**Task item:**
Exactly as they appear, set down all the lines of the material.

**Study material:**
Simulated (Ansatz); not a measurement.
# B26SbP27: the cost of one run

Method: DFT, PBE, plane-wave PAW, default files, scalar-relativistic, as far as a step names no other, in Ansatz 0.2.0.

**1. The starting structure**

**Answer section:**
Simulated (Ansatz); not a measurement.
# B26SbP27: the cost of one run

Method: DFT, PBE, plane-wave PAW, default files, scalar-relativistic, as far as a step names no other, in Ansatz 0.2.0.

**1. The starting structure**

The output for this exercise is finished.